··· Supplied data ···

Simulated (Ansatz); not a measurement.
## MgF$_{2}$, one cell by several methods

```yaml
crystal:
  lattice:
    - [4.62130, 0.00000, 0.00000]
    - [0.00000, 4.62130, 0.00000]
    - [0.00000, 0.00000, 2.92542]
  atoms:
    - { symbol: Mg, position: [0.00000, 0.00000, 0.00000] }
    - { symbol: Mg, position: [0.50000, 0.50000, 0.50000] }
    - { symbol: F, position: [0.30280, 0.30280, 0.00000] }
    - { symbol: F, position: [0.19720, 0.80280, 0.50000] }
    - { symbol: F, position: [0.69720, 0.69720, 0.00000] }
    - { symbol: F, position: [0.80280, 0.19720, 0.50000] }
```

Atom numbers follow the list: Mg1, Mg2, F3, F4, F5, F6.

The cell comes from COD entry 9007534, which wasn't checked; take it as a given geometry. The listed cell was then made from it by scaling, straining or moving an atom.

···

_Work item_
Transcribe each entry. Leave nothing out.

_Answer area_
Simulated (Ansatz); not a measurement.
## MgF$_{2}$, one cell by several methods

```yaml
crystal:
  lattice:
    - [4.62130, 0.00000, 0.00000]
    - [0.00000, 4.62130, 0.00000]
    - [0.00000, 0.00000, 2.92542]
  atoms:
    - { symbol: Mg, position: [0.00000, 0.00000, 0.00000] }
    - { symbol: Mg, position: [0.50000, 0.50000, 0.50000] }
    - { symbol: F, position: [0.30280, 0.30280, 0.00000] }
    - { symbol: F, position: [0.19720, 0.80280, 0.50000] }
    - { symbol: F, position: [0.69720, 0.69720, 0.00000] }
    - { symbol: F, position: [0.80280, 0.19720, 0.50000] }
```

Atom numbers follow the list: Mg1, Mg2, F3, F4, F5, F6.

The cell comes from COD entry 9007534, which wasn't checked; take it as a given geometry. The listed cell was then made from it by scaling, straining or moving an atom.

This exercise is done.